» **WORK TASK**
Give the data a second time, exactly and in full.

※ ※ ※

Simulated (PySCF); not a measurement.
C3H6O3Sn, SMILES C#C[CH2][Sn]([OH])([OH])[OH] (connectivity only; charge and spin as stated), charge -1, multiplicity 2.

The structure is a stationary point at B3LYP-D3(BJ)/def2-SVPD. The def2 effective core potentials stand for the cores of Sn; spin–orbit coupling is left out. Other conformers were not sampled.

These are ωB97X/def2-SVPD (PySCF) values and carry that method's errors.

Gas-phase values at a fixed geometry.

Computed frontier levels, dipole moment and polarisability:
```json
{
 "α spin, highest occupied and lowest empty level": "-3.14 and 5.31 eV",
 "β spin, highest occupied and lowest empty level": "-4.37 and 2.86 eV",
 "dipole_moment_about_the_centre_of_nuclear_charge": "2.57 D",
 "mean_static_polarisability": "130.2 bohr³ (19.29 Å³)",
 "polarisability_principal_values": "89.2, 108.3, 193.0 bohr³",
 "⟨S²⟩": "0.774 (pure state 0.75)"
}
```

※ ※ ※

» **ANSWER AREA**
Simulated (PySCF); not a measurement.
C3H6O3Sn, SMILES C#C[CH2][Sn]([OH])([OH])[OH] (connectivity only; charge and spin as stated), charge -1, multiplicity 2.

The structure is a stationary point at B3LYP-D3(BJ)/def2-SVPD. The def2 effective core potentials stand for the cores of Sn; spin–orbit coupling is left out. Other conformers were not sampled.

These are ωB97X/def2-SVPD (PySCF) values and carry that method's errors.

Gas-phase values at a fixed geometry.

Computed frontier levels, dipole moment and polarisability:
```json
{
 "α spin, highest occupied and lowest empty level": "-3.14 and 5.31 eV",
 "β spin, highest occupied and lowest empty level": "-4.37 and 2.86 eV",
 "dipole_moment_about_the_centre_of_nuclear_charge": "2.57 D",
 "mean_static_polarisability": "130.2 bohr³ (19.29 Å³)",
 "polarisability_principal_values": "89.2, 108.3, 193.0 bohr³",
 "⟨S²⟩": "0.774 (pure state 0.75)"
}
```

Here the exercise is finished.